================

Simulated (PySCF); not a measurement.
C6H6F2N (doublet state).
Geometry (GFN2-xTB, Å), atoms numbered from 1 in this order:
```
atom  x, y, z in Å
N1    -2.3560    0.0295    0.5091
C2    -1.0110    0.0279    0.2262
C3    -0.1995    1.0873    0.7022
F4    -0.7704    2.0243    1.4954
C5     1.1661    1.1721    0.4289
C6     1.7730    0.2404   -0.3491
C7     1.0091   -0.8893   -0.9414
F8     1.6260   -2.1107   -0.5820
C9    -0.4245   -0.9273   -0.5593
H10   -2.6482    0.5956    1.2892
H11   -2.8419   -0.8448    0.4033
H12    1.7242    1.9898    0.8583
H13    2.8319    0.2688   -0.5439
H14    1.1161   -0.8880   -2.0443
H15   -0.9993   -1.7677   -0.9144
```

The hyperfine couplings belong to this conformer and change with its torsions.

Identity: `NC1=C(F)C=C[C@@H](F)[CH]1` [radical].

================

Requirement
All that is wanted is the run of lines from the start of the data through the line containing "The hyperfine couplings", copied word for word.

Exercise solution
Simulated (PySCF); not a measurement.
C6H6F2N (doublet state).
Geometry (GFN2-xTB, Å), atoms numbered from 1 in this order:
```
atom  x, y, z in Å
N1    -2.3560    0.0295    0.5091
C2    -1.0110    0.0279    0.2262
C3    -0.1995    1.0873    0.7022
F4    -0.7704    2.0243    1.4954
C5     1.1661    1.1721    0.4289
C6     1.7730    0.2404   -0.3491
C7     1.0091   -0.8893   -0.9414
F8     1.6260   -2.1107   -0.5820
C9    -0.4245   -0.9273   -0.5593
H10   -2.6482    0.5956    1.2892
H11   -2.8419   -0.8448    0.4033
H12    1.7242    1.9898    0.8583
H13    2.8319    0.2688   -0.5439
H14    1.1161   -0.8880   -2.0443
H15   -0.9993   -1.7677   -0.9144
```

The hyperfine couplings belong to this conformer and change with its torsions.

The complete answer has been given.